ASSIGNED TASK:
Below are entries. Reproduce exactly the lines between the line holding "Answer: (a) 0.5; (b) 4.64." and the line holding "Caveats: the PAW", inclusive, and only those.

INFORMATION:
───

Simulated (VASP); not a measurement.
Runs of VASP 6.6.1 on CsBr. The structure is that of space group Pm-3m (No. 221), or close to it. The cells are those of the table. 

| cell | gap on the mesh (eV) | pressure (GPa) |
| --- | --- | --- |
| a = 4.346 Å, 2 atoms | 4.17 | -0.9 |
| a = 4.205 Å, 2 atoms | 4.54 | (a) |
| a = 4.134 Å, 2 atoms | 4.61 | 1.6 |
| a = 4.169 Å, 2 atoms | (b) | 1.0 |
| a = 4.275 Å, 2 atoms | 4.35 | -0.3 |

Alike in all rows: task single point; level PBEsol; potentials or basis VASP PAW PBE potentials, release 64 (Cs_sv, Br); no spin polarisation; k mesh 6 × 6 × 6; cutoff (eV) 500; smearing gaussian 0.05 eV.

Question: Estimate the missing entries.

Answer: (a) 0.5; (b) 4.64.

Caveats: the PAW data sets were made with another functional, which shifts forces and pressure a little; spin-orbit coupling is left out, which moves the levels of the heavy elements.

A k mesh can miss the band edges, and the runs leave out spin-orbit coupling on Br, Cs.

───

YOUR RESPONSE:
Answer: (a) 0.5; (b) 4.64.

Caveats: the PAW data sets were made with another functional, which shifts forces and pressure a little; spin-orbit coupling is left out, which moves the levels of the heavy elements.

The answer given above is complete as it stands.